ACTION ITEM:
Reproduce the opening lines of the records exactly, up to and including the line in which "520 | 420 |" occurs.

--- START ---
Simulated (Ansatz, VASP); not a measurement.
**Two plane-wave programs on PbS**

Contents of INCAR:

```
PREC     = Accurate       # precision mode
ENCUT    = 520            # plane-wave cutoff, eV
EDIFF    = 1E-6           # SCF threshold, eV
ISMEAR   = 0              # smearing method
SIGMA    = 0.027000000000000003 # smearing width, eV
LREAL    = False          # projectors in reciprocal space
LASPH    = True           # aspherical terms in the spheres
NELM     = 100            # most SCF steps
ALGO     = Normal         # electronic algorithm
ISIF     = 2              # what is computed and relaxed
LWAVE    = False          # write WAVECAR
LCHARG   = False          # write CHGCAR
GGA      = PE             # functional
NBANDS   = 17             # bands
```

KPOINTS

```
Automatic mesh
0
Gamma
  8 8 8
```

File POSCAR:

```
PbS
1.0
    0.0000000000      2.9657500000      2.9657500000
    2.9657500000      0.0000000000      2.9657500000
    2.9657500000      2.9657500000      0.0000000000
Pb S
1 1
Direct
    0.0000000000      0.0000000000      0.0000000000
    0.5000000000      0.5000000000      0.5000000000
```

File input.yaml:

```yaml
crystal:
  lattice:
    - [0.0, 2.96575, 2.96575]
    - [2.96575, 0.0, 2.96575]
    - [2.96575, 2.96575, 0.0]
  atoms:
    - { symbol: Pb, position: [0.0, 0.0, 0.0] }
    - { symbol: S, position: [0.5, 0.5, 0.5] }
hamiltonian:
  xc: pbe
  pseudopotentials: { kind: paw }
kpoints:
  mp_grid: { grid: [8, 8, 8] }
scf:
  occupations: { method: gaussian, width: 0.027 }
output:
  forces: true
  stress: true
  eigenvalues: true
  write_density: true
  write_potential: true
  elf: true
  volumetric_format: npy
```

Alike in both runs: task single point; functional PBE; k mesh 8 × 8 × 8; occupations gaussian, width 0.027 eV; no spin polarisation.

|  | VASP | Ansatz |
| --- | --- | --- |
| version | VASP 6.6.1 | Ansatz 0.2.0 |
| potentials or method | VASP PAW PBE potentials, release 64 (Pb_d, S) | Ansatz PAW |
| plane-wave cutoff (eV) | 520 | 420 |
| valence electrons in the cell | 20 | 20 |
--- END ---

TASK ANSWER:
Simulated (Ansatz, VASP); not a measurement.
**Two plane-wave programs on PbS**

Contents of INCAR:

```
PREC     = Accurate       # precision mode
ENCUT    = 520            # plane-wave cutoff, eV
EDIFF    = 1E-6           # SCF threshold, eV
ISMEAR   = 0              # smearing method
SIGMA    = 0.027000000000000003 # smearing width, eV
LREAL    = False          # projectors in reciprocal space
LASPH    = True           # aspherical terms in the spheres
NELM     = 100            # most SCF steps
ALGO     = Normal         # electronic algorithm
ISIF     = 2              # what is computed and relaxed
LWAVE    = False          # write WAVECAR
LCHARG   = False          # write CHGCAR
GGA      = PE             # functional
NBANDS   = 17             # bands
```

KPOINTS

```
Automatic mesh
0
Gamma
  8 8 8
```

File POSCAR:

```
PbS
1.0
    0.0000000000      2.9657500000      2.9657500000
    2.9657500000      0.0000000000      2.9657500000
    2.9657500000      2.9657500000      0.0000000000
Pb S
1 1
Direct
    0.0000000000      0.0000000000      0.0000000000
    0.5000000000      0.5000000000      0.5000000000
```

File input.yaml:

```yaml
crystal:
  lattice:
    - [0.0, 2.96575, 2.96575]
    - [2.96575, 0.0, 2.96575]
    - [2.96575, 2.96575, 0.0]
  atoms:
    - { symbol: Pb, position: [0.0, 0.0, 0.0] }
    - { symbol: S, position: [0.5, 0.5, 0.5] }
hamiltonian:
  xc: pbe
  pseudopotentials: { kind: paw }
kpoints:
  mp_grid: { grid: [8, 8, 8] }
scf:
  occupations: { method: gaussian, width: 0.027 }
output:
  forces: true
  stress: true
  eigenvalues: true
  write_density: true
  write_potential: true
  elf: true
  volumetric_format: npy
```

Alike in both runs: task single point; functional PBE; k mesh 8 × 8 × 8; occupations gaussian, width 0.027 eV; no spin polarisation.

|  | VASP | Ansatz |
| --- | --- | --- |
| version | VASP 6.6.1 | Ansatz 0.2.0 |
| potentials or method | VASP PAW PBE potentials, release 64 (Pb_d, S) | Ansatz PAW |
| plane-wave cutoff (eV) | 520 | 420 |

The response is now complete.